WORK REQUEST >>
Each line starting at the one that contains "Rsd = 180.0 ohm um" and ending at the one that contains "th1 = 0.7700 1/V" must be returned exactly, and the rest of the listing is left out.

━━━━━ EXTRACTED INFORMATION ━━━━━
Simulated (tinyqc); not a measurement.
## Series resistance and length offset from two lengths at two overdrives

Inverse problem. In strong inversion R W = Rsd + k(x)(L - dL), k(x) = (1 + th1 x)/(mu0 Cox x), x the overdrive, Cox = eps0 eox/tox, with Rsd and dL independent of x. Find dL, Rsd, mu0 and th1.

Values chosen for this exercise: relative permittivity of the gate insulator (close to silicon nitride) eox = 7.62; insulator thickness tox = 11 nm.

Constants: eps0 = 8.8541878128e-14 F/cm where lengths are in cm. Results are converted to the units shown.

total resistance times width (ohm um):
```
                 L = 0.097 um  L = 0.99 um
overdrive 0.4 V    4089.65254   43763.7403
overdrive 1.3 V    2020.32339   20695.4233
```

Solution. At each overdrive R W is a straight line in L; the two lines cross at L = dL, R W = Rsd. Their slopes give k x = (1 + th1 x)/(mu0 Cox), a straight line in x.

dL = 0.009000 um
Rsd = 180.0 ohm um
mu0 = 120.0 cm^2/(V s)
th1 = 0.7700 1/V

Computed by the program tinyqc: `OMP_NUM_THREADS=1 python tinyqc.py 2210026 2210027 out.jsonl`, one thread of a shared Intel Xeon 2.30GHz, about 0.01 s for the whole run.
━━━━━

RESPONSE >>
Rsd = 180.0 ohm um
mu0 = 120.0 cm^2/(V s)
th1 = 0.7700 1/V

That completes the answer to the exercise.